▸ **Brief**
Write out again, please, the records below from the first line to the line holding "gain, teal: loss.", inclusive, and nothing else.

*** Source material ***
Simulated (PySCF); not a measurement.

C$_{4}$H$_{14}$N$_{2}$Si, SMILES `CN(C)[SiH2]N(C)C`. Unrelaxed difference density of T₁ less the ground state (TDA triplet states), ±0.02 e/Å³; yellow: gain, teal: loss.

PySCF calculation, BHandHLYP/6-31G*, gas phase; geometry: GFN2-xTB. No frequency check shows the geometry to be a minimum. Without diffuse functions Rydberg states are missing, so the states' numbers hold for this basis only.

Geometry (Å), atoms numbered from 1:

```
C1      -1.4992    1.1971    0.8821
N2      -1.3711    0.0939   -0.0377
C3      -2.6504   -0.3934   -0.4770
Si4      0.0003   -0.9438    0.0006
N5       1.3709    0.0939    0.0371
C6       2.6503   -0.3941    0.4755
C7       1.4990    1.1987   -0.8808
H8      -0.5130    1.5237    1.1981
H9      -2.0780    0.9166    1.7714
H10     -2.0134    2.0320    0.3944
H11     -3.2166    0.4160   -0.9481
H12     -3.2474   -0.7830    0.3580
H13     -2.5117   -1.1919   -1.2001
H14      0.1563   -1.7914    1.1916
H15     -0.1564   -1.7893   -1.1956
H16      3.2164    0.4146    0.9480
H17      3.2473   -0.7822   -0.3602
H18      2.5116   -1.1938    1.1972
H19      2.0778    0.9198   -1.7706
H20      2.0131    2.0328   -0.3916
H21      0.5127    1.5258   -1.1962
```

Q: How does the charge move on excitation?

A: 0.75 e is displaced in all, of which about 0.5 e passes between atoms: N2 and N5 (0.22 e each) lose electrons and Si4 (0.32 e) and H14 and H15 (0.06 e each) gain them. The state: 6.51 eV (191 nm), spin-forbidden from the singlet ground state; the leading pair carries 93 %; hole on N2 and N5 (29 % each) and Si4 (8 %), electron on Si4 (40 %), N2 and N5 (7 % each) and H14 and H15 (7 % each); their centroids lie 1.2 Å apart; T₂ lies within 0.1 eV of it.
***

▸ **Written reply**
Simulated (PySCF); not a measurement.

C$_{4}$H$_{14}$N$_{2}$Si, SMILES `CN(C)[SiH2]N(C)C`. Unrelaxed difference density of T₁ less the ground state (TDA triplet states), ±0.02 e/Å³; yellow: gain, teal: loss.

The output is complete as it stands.